__________

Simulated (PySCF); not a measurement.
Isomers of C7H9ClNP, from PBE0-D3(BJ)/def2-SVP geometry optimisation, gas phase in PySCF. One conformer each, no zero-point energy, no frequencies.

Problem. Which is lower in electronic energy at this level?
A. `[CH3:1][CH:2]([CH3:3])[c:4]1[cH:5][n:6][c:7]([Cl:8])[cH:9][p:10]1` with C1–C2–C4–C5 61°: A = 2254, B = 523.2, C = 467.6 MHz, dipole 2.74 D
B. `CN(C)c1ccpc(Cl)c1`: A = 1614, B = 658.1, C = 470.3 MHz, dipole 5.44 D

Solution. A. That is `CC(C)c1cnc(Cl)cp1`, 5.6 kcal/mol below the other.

__________

Work order ▸ Please copy every line of the material exactly.

Your response ▸
Simulated (PySCF); not a measurement.
Isomers of C7H9ClNP, from PBE0-D3(BJ)/def2-SVP geometry optimisation, gas phase in PySCF. One conformer each, no zero-point energy, no frequencies.

Problem. Which is lower in electronic energy at this level?
A. `[CH3:1][CH:2]([CH3:3])[c:4]1[cH:5][n:6][c:7]([Cl:8])[cH:9][p:10]1` with C1–C2–C4–C5 61°: A = 2254, B = 523.2, C = 467.6 MHz, dipole 2.74 D
B. `CN(C)c1ccpc(Cl)c1`: A = 1614, B = 658.1, C = 470.3 MHz, dipole 5.44 D

Solution. A. That is `CC(C)c1cnc(Cl)cp1`, 5.6 kcal/mol below the other.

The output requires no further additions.